* **EXERCISE**:
Copy exactly the lines of the records below, and only those lines, beginning with the line that contains "(CH2), 28.5 (CH3)." and ending with the line that contains "(CH2), 37.5 (CH3).".

* **SOURCE DATA**:
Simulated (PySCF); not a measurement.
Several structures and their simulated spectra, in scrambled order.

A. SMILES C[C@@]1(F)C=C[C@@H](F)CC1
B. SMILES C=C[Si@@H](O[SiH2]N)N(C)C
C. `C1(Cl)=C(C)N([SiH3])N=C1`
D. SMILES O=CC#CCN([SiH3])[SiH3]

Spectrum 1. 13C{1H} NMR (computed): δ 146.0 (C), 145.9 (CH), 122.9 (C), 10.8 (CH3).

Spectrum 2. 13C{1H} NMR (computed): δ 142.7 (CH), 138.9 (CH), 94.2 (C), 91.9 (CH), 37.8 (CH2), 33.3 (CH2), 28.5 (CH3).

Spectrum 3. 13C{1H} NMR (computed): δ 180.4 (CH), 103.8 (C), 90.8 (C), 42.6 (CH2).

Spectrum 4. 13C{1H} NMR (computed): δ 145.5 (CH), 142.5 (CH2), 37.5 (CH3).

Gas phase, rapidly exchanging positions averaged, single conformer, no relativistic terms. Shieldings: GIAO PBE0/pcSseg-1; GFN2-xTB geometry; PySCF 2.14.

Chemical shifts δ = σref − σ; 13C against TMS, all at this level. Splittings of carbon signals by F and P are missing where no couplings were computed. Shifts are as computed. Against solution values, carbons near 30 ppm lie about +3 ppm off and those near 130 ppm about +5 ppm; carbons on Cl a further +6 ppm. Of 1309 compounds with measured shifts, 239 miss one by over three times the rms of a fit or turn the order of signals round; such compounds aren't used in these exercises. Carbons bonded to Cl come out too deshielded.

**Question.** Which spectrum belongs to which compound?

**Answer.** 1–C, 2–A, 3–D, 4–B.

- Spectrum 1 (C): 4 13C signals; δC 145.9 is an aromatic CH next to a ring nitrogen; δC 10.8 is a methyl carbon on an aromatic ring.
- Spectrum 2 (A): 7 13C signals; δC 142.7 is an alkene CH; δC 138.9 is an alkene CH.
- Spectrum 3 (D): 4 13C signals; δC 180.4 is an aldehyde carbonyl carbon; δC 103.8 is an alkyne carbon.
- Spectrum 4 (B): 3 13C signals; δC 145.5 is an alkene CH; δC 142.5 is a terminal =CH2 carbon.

* **RESPONSE BOX**:
Spectrum 2. 13C{1H} NMR (computed): δ 142.7 (CH), 138.9 (CH), 94.2 (C), 91.9 (CH), 37.8 (CH2), 33.3 (CH2), 28.5 (CH3).

Spectrum 3. 13C{1H} NMR (computed): δ 180.4 (CH), 103.8 (C), 90.8 (C), 42.6 (CH2).

Spectrum 4. 13C{1H} NMR (computed): δ 145.5 (CH), 142.5 (CH2), 37.5 (CH3).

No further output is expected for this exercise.